## ACTIVITY
Copy out exactly the lines below that run from the one holding "# Hf2Bi2O (P-6m2) in VASP: a series of runs" to the one holding "### 1 The cell of the first run", keeping both of those lines and no others.

## ENTRIES PROVIDED
=== Section Start ===

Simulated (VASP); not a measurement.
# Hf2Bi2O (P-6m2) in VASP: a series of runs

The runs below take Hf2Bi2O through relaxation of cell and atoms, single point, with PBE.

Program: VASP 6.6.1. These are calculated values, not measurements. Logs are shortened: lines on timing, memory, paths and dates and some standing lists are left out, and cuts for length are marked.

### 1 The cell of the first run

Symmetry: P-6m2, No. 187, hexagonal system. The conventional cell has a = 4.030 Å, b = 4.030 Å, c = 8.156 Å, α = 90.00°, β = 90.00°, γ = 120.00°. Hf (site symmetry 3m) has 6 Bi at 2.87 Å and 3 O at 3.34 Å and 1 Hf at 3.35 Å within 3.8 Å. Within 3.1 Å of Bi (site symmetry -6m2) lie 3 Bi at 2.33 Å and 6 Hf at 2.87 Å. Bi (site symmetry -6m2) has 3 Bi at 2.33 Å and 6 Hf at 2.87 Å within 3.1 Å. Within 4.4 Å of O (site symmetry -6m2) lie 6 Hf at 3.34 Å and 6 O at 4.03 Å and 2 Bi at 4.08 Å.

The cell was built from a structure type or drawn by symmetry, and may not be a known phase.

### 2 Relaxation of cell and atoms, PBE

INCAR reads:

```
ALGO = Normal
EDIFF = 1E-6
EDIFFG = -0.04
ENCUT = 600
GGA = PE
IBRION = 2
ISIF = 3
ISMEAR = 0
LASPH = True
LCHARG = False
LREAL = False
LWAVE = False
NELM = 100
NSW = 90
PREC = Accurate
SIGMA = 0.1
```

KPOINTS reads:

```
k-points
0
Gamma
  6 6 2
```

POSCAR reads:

=== Section End ===

## PROBLEM SOLUTION
# Hf2Bi2O (P-6m2) in VASP: a series of runs

The runs below take Hf2Bi2O through relaxation of cell and atoms, single point, with PBE.

Program: VASP 6.6.1. These are calculated values, not measurements. Logs are shortened: lines on timing, memory, paths and dates and some standing lists are left out, and cuts for length are marked.

### 1 The cell of the first run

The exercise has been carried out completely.